################

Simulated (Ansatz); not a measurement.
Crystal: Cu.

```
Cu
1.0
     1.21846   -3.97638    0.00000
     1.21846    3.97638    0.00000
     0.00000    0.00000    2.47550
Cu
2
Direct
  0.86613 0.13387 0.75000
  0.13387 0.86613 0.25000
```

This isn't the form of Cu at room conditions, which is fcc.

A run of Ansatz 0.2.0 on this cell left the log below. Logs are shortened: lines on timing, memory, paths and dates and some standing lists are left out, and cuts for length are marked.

################

● **Assigned task**
Would you write out all of the data exactly as given?

● **Written answer**
Simulated (Ansatz); not a measurement.
Crystal: Cu.

```
Cu
1.0
     1.21846   -3.97638    0.00000
     1.21846    3.97638    0.00000
     0.00000    0.00000    2.47550
Cu
2
Direct
  0.86613 0.13387 0.75000
  0.13387 0.86613 0.25000
```

This isn't the form of Cu at room conditions, which is fcc.

A run of Ansatz 0.2.0 on this cell left the log below. Logs are shortened: lines on timing, memory, paths and dates and some standing lists are left out, and cuts for length are marked.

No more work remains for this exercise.